------------------------------
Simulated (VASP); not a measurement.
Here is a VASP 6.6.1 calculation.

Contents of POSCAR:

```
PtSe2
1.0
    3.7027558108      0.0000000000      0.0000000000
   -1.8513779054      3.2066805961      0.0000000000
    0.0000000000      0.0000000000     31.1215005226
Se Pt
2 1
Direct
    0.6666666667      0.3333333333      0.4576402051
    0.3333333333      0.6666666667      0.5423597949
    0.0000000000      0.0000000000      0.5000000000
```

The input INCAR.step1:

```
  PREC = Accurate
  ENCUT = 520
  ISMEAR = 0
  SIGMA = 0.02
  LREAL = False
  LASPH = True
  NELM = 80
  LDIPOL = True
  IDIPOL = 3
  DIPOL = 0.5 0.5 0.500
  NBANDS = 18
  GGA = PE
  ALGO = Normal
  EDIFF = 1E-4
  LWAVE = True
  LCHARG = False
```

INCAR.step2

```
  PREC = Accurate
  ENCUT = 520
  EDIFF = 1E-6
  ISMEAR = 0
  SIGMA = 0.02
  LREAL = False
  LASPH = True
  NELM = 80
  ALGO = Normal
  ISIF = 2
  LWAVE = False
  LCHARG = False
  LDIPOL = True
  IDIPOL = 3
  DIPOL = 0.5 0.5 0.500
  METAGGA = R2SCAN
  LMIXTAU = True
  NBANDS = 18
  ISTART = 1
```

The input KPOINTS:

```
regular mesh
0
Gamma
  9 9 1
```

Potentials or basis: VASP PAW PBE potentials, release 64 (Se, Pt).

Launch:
------------------------------

Activity: Beginning with the first line above, could you copy every line exactly, up to and including the one with "Potentials or basis: VASP"?

Your solution:
Simulated (VASP); not a measurement.
Here is a VASP 6.6.1 calculation.

Contents of POSCAR:

```
PtSe2
1.0
    3.7027558108      0.0000000000      0.0000000000
   -1.8513779054      3.2066805961      0.0000000000
    0.0000000000      0.0000000000     31.1215005226
Se Pt
2 1
Direct
    0.6666666667      0.3333333333      0.4576402051
    0.3333333333      0.6666666667      0.5423597949
    0.0000000000      0.0000000000      0.5000000000
```

The input INCAR.step1:

```
  PREC = Accurate
  ENCUT = 520
  ISMEAR = 0
  SIGMA = 0.02
  LREAL = False
  LASPH = True
  NELM = 80
  LDIPOL = True
  IDIPOL = 3
  DIPOL = 0.5 0.5 0.500
  NBANDS = 18
  GGA = PE
  ALGO = Normal
  EDIFF = 1E-4
  LWAVE = True
  LCHARG = False
```

INCAR.step2

```
  PREC = Accurate
  ENCUT = 520
  EDIFF = 1E-6
  ISMEAR = 0
  SIGMA = 0.02
  LREAL = False
  LASPH = True
  NELM = 80
  ALGO = Normal
  ISIF = 2
  LWAVE = False
  LCHARG = False
  LDIPOL = True
  IDIPOL = 3
  DIPOL = 0.5 0.5 0.500
  METAGGA = R2SCAN
  LMIXTAU = True
  NBANDS = 18
  ISTART = 1
```

The input KPOINTS:

```
regular mesh
0
Gamma
  9 9 1
```

Potentials or basis: VASP PAW PBE potentials, release 64 (Se, Pt).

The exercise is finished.